** Task item **
Write out the data below exactly, from its first line to the line containing "Problem. Predict the pressure.", that line included.

___ Information given ___
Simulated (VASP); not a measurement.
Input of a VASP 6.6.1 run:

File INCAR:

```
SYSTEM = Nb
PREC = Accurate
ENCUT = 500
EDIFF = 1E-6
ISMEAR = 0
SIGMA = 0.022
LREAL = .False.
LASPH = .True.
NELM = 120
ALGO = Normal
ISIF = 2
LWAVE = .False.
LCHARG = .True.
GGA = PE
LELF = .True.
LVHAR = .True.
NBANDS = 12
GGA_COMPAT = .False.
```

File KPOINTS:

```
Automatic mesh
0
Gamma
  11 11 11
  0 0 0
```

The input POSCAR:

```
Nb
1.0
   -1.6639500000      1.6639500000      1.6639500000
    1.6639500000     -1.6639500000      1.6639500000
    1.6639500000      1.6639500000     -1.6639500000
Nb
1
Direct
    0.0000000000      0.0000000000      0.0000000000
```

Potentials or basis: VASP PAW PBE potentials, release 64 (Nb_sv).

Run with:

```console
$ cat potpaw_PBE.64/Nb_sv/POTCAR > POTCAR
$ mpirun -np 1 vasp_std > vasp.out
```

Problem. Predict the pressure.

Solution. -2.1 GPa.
___

** Written solution **
Simulated (VASP); not a measurement.
Input of a VASP 6.6.1 run:

File INCAR:

```
SYSTEM = Nb
PREC = Accurate
ENCUT = 500
EDIFF = 1E-6
ISMEAR = 0
SIGMA = 0.022
LREAL = .False.
LASPH = .True.
NELM = 120
ALGO = Normal
ISIF = 2
LWAVE = .False.
LCHARG = .True.
GGA = PE
LELF = .True.
LVHAR = .True.
NBANDS = 12
GGA_COMPAT = .False.
```

File KPOINTS:

```
Automatic mesh
0
Gamma
  11 11 11
  0 0 0
```

The input POSCAR:

```
Nb
1.0
   -1.6639500000      1.6639500000      1.6639500000
    1.6639500000     -1.6639500000      1.6639500000
    1.6639500000      1.6639500000     -1.6639500000
Nb
1
Direct
    0.0000000000      0.0000000000      0.0000000000
```

Potentials or basis: VASP PAW PBE potentials, release 64 (Nb_sv).

Run with:

```console
$ cat potpaw_PBE.64/Nb_sv/POTCAR > POTCAR
$ mpirun -np 1 vasp_std > vasp.out
```

Problem. Predict the pressure.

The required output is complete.